▶ _ASSIGNMENT_
All lines from the opening of the entries below through the line containing "Geometry of the" must be output exactly as they appear, with no other lines.

►
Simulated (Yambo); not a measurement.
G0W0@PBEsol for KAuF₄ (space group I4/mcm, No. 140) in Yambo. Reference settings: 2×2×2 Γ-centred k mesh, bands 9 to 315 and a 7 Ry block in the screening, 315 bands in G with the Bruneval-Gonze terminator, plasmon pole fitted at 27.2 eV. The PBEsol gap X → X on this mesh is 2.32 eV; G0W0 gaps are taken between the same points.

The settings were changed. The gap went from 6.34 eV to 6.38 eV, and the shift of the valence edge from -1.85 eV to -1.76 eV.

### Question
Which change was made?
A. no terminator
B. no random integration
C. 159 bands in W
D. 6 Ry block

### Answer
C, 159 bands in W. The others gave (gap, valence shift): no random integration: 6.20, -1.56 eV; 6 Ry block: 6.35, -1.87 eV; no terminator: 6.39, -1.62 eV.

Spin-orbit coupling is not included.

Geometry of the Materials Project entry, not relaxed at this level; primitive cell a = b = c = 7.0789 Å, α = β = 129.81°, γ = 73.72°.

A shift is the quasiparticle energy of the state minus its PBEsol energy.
◄

▶ _REPLY_
Simulated (Yambo); not a measurement.
G0W0@PBEsol for KAuF₄ (space group I4/mcm, No. 140) in Yambo. Reference settings: 2×2×2 Γ-centred k mesh, bands 9 to 315 and a 7 Ry block in the screening, 315 bands in G with the Bruneval-Gonze terminator, plasmon pole fitted at 27.2 eV. The PBEsol gap X → X on this mesh is 2.32 eV; G0W0 gaps are taken between the same points.

The settings were changed. The gap went from 6.34 eV to 6.38 eV, and the shift of the valence edge from -1.85 eV to -1.76 eV.

### Question
Which change was made?
A. no terminator
B. no random integration
C. 159 bands in W
D. 6 Ry block

### Answer
C, 159 bands in W. The others gave (gap, valence shift): no random integration: 6.20, -1.56 eV; 6 Ry block: 6.35, -1.87 eV; no terminator: 6.39, -1.62 eV.

Spin-orbit coupling is not included.

Geometry of the Materials Project entry, not relaxed at this level; primitive cell a = b = c = 7.0789 Å, α = β = 129.81°, γ = 73.72°.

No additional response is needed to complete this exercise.